■ **EXCERPTED DATA**:
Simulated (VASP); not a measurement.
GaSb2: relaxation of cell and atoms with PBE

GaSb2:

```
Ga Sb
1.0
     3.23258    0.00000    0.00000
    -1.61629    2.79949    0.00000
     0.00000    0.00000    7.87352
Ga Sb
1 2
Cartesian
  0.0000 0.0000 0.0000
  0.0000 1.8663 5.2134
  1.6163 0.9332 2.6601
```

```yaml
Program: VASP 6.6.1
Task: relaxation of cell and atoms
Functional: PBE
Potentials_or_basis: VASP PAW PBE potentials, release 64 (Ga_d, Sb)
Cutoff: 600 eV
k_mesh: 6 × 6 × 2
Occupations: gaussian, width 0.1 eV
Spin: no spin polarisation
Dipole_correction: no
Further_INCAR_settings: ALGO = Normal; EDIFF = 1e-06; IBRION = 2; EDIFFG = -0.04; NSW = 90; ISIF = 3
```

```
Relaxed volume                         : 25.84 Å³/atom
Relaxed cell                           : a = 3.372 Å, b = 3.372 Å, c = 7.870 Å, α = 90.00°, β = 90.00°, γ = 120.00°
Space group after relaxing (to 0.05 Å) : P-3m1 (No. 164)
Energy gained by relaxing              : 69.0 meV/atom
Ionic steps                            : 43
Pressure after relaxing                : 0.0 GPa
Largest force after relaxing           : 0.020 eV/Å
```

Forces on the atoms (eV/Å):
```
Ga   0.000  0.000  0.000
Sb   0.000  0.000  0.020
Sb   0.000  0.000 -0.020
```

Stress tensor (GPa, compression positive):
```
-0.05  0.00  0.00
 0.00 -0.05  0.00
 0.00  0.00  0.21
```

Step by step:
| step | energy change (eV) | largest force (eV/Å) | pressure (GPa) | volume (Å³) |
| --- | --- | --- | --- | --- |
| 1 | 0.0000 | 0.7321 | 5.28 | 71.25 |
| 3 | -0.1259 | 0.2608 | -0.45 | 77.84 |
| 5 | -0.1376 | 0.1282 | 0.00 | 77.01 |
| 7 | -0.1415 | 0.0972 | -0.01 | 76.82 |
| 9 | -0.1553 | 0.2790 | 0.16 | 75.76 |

■ **ASSIGNMENT**:
Print exactly the lines above from the one with "0.00 | 77.01 |" to the one with "-0.01 | 76.82 |", including both.

■ **TASK OUTPUT**:
| 5 | -0.1376 | 0.1282 | 0.00 | 77.01 |
| 7 | -0.1415 | 0.0972 | -0.01 | 76.82 |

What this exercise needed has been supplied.